--- INFORMATION SUPPLIED Enclosed Below ---
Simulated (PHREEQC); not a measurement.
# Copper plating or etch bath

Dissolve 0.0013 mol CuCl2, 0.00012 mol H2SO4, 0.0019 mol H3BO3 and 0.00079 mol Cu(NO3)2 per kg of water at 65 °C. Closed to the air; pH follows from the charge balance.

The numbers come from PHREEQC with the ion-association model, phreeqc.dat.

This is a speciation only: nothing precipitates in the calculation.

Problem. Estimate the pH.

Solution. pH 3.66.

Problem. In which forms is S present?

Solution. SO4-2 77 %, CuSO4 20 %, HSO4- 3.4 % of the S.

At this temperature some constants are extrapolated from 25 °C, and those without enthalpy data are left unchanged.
--- End of Enclosed INFORMATION SUPPLIED ---

WORK REQUEST: Going back over the entries above, copy word for word every line from the one that has "The numbers come" on through the one that has "Solution. SO4-2 77".

PROBLEM SOLUTION:
The numbers come from PHREEQC with the ion-association model, phreeqc.dat.

This is a speciation only: nothing precipitates in the calculation.

Problem. Estimate the pH.

Solution. pH 3.66.

Problem. In which forms is S present?

Solution. SO4-2 77 %, CuSO4 20 %, HSO4- 3.4 % of the S.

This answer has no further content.